Dataset extract:
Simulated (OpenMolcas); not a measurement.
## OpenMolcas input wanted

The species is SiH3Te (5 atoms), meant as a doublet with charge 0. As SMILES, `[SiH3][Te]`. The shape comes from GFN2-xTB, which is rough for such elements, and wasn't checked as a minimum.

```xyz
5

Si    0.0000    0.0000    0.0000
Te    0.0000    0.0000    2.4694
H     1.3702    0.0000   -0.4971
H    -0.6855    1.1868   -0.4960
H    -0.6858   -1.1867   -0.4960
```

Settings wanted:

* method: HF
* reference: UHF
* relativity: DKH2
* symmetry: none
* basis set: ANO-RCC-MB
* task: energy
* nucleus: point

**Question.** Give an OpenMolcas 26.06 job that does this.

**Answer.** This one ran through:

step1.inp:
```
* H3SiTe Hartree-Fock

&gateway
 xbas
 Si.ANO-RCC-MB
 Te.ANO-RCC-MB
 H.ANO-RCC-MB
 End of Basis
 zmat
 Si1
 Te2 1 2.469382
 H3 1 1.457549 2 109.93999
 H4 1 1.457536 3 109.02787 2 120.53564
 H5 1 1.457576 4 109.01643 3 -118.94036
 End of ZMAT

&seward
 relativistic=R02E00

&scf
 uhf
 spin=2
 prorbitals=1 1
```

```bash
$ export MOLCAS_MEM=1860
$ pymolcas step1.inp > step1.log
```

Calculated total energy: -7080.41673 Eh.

Assignment: Restate, word for word and without additions, every line from the top of the listing above through the line that contains "## OpenMolcas input wanted".

Task output:
Simulated (OpenMolcas); not a measurement.
## OpenMolcas input wanted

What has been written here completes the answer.